• • • • • • •

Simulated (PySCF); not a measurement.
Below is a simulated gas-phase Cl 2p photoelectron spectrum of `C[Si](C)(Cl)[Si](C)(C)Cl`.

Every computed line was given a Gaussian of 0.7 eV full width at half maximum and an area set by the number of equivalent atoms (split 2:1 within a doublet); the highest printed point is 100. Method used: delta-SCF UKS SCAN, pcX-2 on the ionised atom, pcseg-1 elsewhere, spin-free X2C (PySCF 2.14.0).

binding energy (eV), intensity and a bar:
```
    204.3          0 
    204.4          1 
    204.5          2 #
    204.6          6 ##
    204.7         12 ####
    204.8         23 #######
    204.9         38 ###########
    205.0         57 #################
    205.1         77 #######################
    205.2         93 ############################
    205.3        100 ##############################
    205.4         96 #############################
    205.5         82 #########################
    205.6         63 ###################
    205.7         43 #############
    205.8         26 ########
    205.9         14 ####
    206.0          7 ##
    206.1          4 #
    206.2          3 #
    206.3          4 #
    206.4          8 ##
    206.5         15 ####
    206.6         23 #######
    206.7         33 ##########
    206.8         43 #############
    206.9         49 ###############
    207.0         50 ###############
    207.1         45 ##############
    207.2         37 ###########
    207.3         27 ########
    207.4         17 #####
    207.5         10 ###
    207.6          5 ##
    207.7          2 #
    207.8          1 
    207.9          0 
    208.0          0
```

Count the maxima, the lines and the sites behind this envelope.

• • • • • • •

▶ **REQUIREMENT**
Each line above is to be repeated exactly.

▶ **RESPONSE BOX**
Simulated (PySCF); not a measurement.
Below is a simulated gas-phase Cl 2p photoelectron spectrum of `C[Si](C)(Cl)[Si](C)(C)Cl`.

Every computed line was given a Gaussian of 0.7 eV full width at half maximum and an area set by the number of equivalent atoms (split 2:1 within a doublet); the highest printed point is 100. Method used: delta-SCF UKS SCAN, pcX-2 on the ionised atom, pcseg-1 elsewhere, spin-free X2C (PySCF 2.14.0).

binding energy (eV), intensity and a bar:
```
    204.3          0 
    204.4          1 
    204.5          2 #
    204.6          6 ##
    204.7         12 ####
    204.8         23 #######
    204.9         38 ###########
    205.0         57 #################
    205.1         77 #######################
    205.2         93 ############################
    205.3        100 ##############################
    205.4         96 #############################
    205.5         82 #########################
    205.6         63 ###################
    205.7         43 #############
    205.8         26 ########
    205.9         14 ####
    206.0          7 ##
    206.1          4 #
    206.2          3 #
    206.3          4 #
    206.4          8 ##
    206.5         15 ####
    206.6         23 #######
    206.7         33 ##########
    206.8         43 #############
    206.9         49 ###############
    207.0         50 ###############
    207.1         45 ##############
    207.2         37 ###########
    207.3         27 ########
    207.4         17 #####
    207.5         10 ###
    207.6          5 ##
    207.7          2 #
    207.8          1 
    207.9          0 
    208.0          0
```

Count the maxima, the lines and the sites behind this envelope.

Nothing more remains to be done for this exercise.